Dataset>
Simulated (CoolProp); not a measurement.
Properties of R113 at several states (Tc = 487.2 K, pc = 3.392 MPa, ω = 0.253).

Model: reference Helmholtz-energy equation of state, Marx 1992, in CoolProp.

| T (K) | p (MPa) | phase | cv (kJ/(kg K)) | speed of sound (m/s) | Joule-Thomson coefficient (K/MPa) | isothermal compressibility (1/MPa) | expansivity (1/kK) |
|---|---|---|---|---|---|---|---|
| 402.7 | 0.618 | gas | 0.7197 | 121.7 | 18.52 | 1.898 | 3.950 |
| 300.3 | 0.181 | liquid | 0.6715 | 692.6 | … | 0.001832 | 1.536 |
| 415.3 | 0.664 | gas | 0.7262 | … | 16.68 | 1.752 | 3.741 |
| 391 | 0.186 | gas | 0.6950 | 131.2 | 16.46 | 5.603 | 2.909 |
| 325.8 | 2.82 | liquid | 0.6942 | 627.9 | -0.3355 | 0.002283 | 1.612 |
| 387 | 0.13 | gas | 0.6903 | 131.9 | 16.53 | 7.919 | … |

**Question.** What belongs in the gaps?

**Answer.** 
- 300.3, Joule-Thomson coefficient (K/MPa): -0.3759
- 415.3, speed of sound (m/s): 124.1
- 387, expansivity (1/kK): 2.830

Assigned task>
Output each line exactly, from the first line of the data down to the line that contains "- 415.3, speed of sound (m/s): 124.1", both included.

Answer section>
Simulated (CoolProp); not a measurement.
Properties of R113 at several states (Tc = 487.2 K, pc = 3.392 MPa, ω = 0.253).

Model: reference Helmholtz-energy equation of state, Marx 1992, in CoolProp.

| T (K) | p (MPa) | phase | cv (kJ/(kg K)) | speed of sound (m/s) | Joule-Thomson coefficient (K/MPa) | isothermal compressibility (1/MPa) | expansivity (1/kK) |
|---|---|---|---|---|---|---|---|
| 402.7 | 0.618 | gas | 0.7197 | 121.7 | 18.52 | 1.898 | 3.950 |
| 300.3 | 0.181 | liquid | 0.6715 | 692.6 | … | 0.001832 | 1.536 |
| 415.3 | 0.664 | gas | 0.7262 | … | 16.68 | 1.752 | 3.741 |
| 391 | 0.186 | gas | 0.6950 | 131.2 | 16.46 | 5.603 | 2.909 |
| 325.8 | 2.82 | liquid | 0.6942 | 627.9 | -0.3355 | 0.002283 | 1.612 |
| 387 | 0.13 | gas | 0.6903 | 131.9 | 16.53 | 7.919 | … |

**Question.** What belongs in the gaps?

**Answer.** 
- 300.3, Joule-Thomson coefficient (K/MPa): -0.3759
- 415.3, speed of sound (m/s): 124.1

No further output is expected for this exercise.